— RECORDED INFORMATION —
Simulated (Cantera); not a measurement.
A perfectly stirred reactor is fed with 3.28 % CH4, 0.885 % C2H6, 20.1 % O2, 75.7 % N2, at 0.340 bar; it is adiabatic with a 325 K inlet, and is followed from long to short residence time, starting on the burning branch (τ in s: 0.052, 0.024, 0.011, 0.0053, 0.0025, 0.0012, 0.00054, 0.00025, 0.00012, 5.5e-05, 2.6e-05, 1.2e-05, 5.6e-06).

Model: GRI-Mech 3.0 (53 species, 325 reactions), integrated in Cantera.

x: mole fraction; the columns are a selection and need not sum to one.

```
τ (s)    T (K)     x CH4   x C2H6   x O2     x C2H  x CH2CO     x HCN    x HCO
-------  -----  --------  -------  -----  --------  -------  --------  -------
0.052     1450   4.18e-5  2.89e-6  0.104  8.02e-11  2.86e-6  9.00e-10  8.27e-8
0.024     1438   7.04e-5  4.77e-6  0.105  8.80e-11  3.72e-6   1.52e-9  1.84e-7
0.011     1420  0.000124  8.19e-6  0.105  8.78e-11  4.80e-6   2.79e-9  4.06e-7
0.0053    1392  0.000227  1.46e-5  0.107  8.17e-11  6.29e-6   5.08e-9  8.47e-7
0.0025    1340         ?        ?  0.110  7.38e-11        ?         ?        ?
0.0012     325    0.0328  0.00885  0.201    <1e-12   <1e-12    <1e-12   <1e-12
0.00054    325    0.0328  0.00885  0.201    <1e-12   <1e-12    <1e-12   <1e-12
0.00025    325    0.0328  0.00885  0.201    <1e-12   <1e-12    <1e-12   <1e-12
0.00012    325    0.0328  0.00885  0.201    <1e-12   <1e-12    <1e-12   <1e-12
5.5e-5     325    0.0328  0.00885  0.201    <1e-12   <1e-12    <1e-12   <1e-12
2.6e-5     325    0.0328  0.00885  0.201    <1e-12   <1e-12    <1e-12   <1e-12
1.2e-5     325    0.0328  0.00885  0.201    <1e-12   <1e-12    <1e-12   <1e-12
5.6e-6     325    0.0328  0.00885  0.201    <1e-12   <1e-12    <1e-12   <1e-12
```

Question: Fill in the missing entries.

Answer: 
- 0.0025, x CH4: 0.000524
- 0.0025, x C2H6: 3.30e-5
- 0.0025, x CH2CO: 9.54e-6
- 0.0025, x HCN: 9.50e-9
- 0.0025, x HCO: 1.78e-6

— REQUIRED ACTION —
An exact copy of the lines above, from the one containing "- 0.0025, x C2H6: 3.30e-5" through the one containing "- 0.0025, x HCN: 9.50e-9", is the whole of the answer.

— RESPONSE —
- 0.0025, x C2H6: 3.30e-5
- 0.0025, x CH2CO: 9.54e-6
- 0.0025, x HCN: 9.50e-9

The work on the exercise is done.